- _EXTRACTED RECORDS_
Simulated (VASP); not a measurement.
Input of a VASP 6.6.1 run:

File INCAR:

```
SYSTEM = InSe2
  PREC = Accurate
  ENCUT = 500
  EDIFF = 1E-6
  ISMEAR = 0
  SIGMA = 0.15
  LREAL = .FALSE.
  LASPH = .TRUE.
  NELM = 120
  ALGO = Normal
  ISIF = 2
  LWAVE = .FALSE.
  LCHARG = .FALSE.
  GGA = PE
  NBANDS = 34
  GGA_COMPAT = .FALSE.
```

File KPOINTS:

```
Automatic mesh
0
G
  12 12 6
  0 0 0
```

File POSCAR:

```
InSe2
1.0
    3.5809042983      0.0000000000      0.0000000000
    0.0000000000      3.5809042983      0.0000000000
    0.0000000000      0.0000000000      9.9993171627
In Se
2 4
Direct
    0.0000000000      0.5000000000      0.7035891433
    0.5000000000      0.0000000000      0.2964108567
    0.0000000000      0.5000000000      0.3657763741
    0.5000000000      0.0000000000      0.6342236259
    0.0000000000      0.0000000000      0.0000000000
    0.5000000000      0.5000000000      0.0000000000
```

- _BRIEF_
What is needed is an exact copy of every entry.

- _ANSWER BOX_
Simulated (VASP); not a measurement.
Input of a VASP 6.6.1 run:

File INCAR:

```
SYSTEM = InSe2
  PREC = Accurate
  ENCUT = 500
  EDIFF = 1E-6
  ISMEAR = 0
  SIGMA = 0.15
  LREAL = .FALSE.
  LASPH = .TRUE.
  NELM = 120
  ALGO = Normal
  ISIF = 2
  LWAVE = .FALSE.
  LCHARG = .FALSE.
  GGA = PE
  NBANDS = 34
  GGA_COMPAT = .FALSE.
```

File KPOINTS:

```
Automatic mesh
0
G
  12 12 6
  0 0 0
```

File POSCAR:

```
InSe2
1.0
    3.5809042983      0.0000000000      0.0000000000
    0.0000000000      3.5809042983      0.0000000000
    0.0000000000      0.0000000000      9.9993171627
In Se
2 4
Direct
    0.0000000000      0.5000000000      0.7035891433
    0.5000000000      0.0000000000      0.2964108567
    0.0000000000      0.5000000000      0.3657763741
    0.5000000000      0.0000000000      0.6342236259
    0.0000000000      0.0000000000      0.0000000000
    0.5000000000      0.5000000000      0.0000000000
```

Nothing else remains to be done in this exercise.